Activity ▸ The answer consists solely of the listing's lines from the first through the line containing "2.9 | 0.00 |", each reproduced exactly.

────
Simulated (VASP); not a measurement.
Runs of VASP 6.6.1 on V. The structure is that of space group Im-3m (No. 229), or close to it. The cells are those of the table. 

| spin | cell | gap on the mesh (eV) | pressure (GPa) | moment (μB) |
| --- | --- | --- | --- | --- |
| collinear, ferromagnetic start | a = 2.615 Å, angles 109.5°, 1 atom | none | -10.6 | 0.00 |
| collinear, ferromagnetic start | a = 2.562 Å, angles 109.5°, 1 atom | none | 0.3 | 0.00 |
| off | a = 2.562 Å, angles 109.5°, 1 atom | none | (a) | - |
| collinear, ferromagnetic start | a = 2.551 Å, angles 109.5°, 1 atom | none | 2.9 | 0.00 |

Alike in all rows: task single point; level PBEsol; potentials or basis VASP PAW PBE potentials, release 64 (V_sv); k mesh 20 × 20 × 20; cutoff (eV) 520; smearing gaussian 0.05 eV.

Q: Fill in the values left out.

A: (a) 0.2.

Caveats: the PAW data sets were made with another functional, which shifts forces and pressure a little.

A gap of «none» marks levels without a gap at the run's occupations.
────

Task result ▸
Simulated (VASP); not a measurement.
Runs of VASP 6.6.1 on V. The structure is that of space group Im-3m (No. 229), or close to it. The cells are those of the table. 

| spin | cell | gap on the mesh (eV) | pressure (GPa) | moment (μB) |
| --- | --- | --- | --- | --- |
| collinear, ferromagnetic start | a = 2.615 Å, angles 109.5°, 1 atom | none | -10.6 | 0.00 |
| collinear, ferromagnetic start | a = 2.562 Å, angles 109.5°, 1 atom | none | 0.3 | 0.00 |
| off | a = 2.562 Å, angles 109.5°, 1 atom | none | (a) | - |
| collinear, ferromagnetic start | a = 2.551 Å, angles 109.5°, 1 atom | none | 2.9 | 0.00 |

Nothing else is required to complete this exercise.